======== Information shown ========
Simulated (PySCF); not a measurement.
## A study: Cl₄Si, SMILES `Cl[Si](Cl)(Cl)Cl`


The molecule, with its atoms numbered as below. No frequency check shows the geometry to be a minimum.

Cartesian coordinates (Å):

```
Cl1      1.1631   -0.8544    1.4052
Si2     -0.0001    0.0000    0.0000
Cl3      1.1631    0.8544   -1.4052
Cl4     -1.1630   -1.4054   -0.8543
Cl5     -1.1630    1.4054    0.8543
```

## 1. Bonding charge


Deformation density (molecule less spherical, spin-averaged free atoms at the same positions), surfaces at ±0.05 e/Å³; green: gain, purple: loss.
========

● Requirement
After reading the entries, reproduce every one of them exactly.

● Exercise output
Simulated (PySCF); not a measurement.
## A study: Cl₄Si, SMILES `Cl[Si](Cl)(Cl)Cl`


The molecule, with its atoms numbered as below. No frequency check shows the geometry to be a minimum.

Cartesian coordinates (Å):

```
Cl1      1.1631   -0.8544    1.4052
Si2     -0.0001    0.0000    0.0000
Cl3      1.1631    0.8544   -1.4052
Cl4     -1.1630   -1.4054   -0.8543
Cl5     -1.1630    1.4054    0.8543
```

## 1. Bonding charge


Deformation density (molecule less spherical, spin-averaged free atoms at the same positions), surfaces at ±0.05 e/Å³; green: gain, purple: loss.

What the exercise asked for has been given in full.